START Recorded data

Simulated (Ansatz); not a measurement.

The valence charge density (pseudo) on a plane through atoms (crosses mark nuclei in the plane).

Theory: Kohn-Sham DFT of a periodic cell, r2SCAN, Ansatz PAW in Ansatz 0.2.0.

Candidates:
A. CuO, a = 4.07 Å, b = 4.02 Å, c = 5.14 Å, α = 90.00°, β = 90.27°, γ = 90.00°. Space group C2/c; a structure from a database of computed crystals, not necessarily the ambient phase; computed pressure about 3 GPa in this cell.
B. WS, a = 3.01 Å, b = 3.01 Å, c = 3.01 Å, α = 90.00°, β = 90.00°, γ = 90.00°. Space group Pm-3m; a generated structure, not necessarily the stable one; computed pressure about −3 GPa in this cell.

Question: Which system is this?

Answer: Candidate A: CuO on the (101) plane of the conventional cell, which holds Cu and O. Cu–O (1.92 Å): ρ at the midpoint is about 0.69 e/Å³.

END Recorded data

» Exercise: Repeat the entries. Keep each one exactly as written.

» Exercise answer:
Simulated (Ansatz); not a measurement.

The valence charge density (pseudo) on a plane through atoms (crosses mark nuclei in the plane).

Theory: Kohn-Sham DFT of a periodic cell, r2SCAN, Ansatz PAW in Ansatz 0.2.0.

Candidates:
A. CuO, a = 4.07 Å, b = 4.02 Å, c = 5.14 Å, α = 90.00°, β = 90.27°, γ = 90.00°. Space group C2/c; a structure from a database of computed crystals, not necessarily the ambient phase; computed pressure about 3 GPa in this cell.
B. WS, a = 3.01 Å, b = 3.01 Å, c = 3.01 Å, α = 90.00°, β = 90.00°, γ = 90.00°. Space group Pm-3m; a generated structure, not necessarily the stable one; computed pressure about −3 GPa in this cell.

Question: Which system is this?

Answer: Candidate A: CuO on the (101) plane of the conventional cell, which holds Cu and O. Cu–O (1.92 Å): ρ at the midpoint is about 0.69 e/Å³.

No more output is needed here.